* [SOURCE MATERIAL]
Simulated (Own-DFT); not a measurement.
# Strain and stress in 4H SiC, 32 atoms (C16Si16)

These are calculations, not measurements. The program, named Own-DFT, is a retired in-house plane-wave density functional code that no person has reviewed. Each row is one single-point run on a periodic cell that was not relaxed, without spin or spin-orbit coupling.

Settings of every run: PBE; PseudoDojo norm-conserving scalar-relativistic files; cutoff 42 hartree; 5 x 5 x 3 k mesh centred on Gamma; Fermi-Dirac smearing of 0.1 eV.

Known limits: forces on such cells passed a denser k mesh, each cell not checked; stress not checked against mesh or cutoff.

* [WORK ORDER] A word-for-word copy of all the entries above is required.

* [RESULT]
Simulated (Own-DFT); not a measurement.
# Strain and stress in 4H SiC, 32 atoms (C16Si16)

These are calculations, not measurements. The program, named Own-DFT, is a retired in-house plane-wave density functional code that no person has reviewed. Each row is one single-point run on a periodic cell that was not relaxed, without spin or spin-orbit coupling.

Settings of every run: PBE; PseudoDojo norm-conserving scalar-relativistic files; cutoff 42 hartree; 5 x 5 x 3 k mesh centred on Gamma; Fermi-Dirac smearing of 0.1 eV.

Known limits: forces on such cells passed a denser k mesh, each cell not checked; stress not checked against mesh or cutoff.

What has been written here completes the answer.